═════ Dataset

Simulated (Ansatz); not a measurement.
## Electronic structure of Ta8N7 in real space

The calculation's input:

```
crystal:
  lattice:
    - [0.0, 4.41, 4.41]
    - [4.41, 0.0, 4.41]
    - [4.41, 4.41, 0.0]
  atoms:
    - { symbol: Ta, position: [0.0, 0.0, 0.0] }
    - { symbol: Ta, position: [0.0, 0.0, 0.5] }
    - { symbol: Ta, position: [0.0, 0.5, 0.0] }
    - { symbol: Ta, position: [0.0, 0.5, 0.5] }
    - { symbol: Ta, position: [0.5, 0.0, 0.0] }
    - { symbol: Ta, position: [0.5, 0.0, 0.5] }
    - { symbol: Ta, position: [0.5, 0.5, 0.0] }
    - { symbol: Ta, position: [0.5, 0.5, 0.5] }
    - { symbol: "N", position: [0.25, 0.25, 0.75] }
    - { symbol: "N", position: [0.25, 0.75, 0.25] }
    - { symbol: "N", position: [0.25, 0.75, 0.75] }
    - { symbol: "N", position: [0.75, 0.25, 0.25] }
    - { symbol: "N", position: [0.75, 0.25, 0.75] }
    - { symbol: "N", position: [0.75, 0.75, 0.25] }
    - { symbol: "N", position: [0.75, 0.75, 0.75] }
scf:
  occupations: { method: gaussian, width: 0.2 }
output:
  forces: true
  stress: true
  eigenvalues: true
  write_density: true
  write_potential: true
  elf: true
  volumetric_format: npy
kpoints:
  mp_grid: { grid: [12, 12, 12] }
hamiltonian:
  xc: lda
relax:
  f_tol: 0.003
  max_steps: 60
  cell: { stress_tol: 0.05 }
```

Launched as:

══════════

▶ [Work item] Create a word-for-word copy of the whole listing.

▶ [Your response]
Simulated (Ansatz); not a measurement.
## Electronic structure of Ta8N7 in real space

The calculation's input:

```
crystal:
  lattice:
    - [0.0, 4.41, 4.41]
    - [4.41, 0.0, 4.41]
    - [4.41, 4.41, 0.0]
  atoms:
    - { symbol: Ta, position: [0.0, 0.0, 0.0] }
    - { symbol: Ta, position: [0.0, 0.0, 0.5] }
    - { symbol: Ta, position: [0.0, 0.5, 0.0] }
    - { symbol: Ta, position: [0.0, 0.5, 0.5] }
    - { symbol: Ta, position: [0.5, 0.0, 0.0] }
    - { symbol: Ta, position: [0.5, 0.0, 0.5] }
    - { symbol: Ta, position: [0.5, 0.5, 0.0] }
    - { symbol: Ta, position: [0.5, 0.5, 0.5] }
    - { symbol: "N", position: [0.25, 0.25, 0.75] }
    - { symbol: "N", position: [0.25, 0.75, 0.25] }
    - { symbol: "N", position: [0.25, 0.75, 0.75] }
    - { symbol: "N", position: [0.75, 0.25, 0.25] }
    - { symbol: "N", position: [0.75, 0.25, 0.75] }
    - { symbol: "N", position: [0.75, 0.75, 0.25] }
    - { symbol: "N", position: [0.75, 0.75, 0.75] }
scf:
  occupations: { method: gaussian, width: 0.2 }
output:
  forces: true
  stress: true
  eigenvalues: true
  write_density: true
  write_potential: true
  elf: true
  volumetric_format: npy
kpoints:
  mp_grid: { grid: [12, 12, 12] }
hamiltonian:
  xc: lda
relax:
  f_tol: 0.003
  max_steps: 60
  cell: { stress_tol: 0.05 }
```

Launched as:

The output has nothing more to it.